Work task:
Word for word, give the entries back.

Data extracts:
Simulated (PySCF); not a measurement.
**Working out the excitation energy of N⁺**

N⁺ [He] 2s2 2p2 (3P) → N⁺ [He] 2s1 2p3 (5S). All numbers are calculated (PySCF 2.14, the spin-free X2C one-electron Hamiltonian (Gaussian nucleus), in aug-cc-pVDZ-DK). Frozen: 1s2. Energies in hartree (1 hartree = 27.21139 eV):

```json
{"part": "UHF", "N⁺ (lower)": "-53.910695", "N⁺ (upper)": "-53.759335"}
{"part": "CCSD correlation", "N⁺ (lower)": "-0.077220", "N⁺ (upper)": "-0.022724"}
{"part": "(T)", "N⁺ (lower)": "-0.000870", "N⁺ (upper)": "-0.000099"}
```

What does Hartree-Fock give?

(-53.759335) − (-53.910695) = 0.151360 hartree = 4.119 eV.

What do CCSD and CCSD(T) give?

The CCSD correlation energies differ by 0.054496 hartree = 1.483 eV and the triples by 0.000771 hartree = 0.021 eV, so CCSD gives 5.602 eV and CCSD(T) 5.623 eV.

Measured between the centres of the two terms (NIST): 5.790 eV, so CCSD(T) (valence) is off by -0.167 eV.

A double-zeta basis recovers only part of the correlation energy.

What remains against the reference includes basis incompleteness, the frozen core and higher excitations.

Your solution:
Simulated (PySCF); not a measurement.
**Working out the excitation energy of N⁺**

N⁺ [He] 2s2 2p2 (3P) → N⁺ [He] 2s1 2p3 (5S). All numbers are calculated (PySCF 2.14, the spin-free X2C one-electron Hamiltonian (Gaussian nucleus), in aug-cc-pVDZ-DK). Frozen: 1s2. Energies in hartree (1 hartree = 27.21139 eV):

```json
{"part": "UHF", "N⁺ (lower)": "-53.910695", "N⁺ (upper)": "-53.759335"}
{"part": "CCSD correlation", "N⁺ (lower)": "-0.077220", "N⁺ (upper)": "-0.022724"}
{"part": "(T)", "N⁺ (lower)": "-0.000870", "N⁺ (upper)": "-0.000099"}
```

What does Hartree-Fock give?

(-53.759335) − (-53.910695) = 0.151360 hartree = 4.119 eV.

What do CCSD and CCSD(T) give?

The CCSD correlation energies differ by 0.054496 hartree = 1.483 eV and the triples by 0.000771 hartree = 0.021 eV, so CCSD gives 5.602 eV and CCSD(T) 5.623 eV.

Measured between the centres of the two terms (NIST): 5.790 eV, so CCSD(T) (valence) is off by -0.167 eV.

A double-zeta basis recovers only part of the correlation energy.

What remains against the reference includes basis incompleteness, the frozen core and higher excitations.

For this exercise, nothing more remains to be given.